> _Work item_
The entries below are to be retyped exactly. Preserve every word.

·····

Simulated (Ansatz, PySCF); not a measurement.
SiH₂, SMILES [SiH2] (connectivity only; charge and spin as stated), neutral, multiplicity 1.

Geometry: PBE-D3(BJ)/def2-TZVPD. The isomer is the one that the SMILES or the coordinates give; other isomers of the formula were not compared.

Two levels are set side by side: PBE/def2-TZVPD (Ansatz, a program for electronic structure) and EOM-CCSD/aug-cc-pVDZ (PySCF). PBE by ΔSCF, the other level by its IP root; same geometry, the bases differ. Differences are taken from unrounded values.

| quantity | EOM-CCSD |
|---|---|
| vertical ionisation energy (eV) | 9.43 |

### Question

·····

> _Exercise result_
Simulated (Ansatz, PySCF); not a measurement.
SiH₂, SMILES [SiH2] (connectivity only; charge and spin as stated), neutral, multiplicity 1.

Geometry: PBE-D3(BJ)/def2-TZVPD. The isomer is the one that the SMILES or the coordinates give; other isomers of the formula were not compared.

Two levels are set side by side: PBE/def2-TZVPD (Ansatz, a program for electronic structure) and EOM-CCSD/aug-cc-pVDZ (PySCF). PBE by ΔSCF, the other level by its IP root; same geometry, the bases differ. Differences are taken from unrounded values.

| quantity | EOM-CCSD |
|---|---|
| vertical ionisation energy (eV) | 9.43 |

### Question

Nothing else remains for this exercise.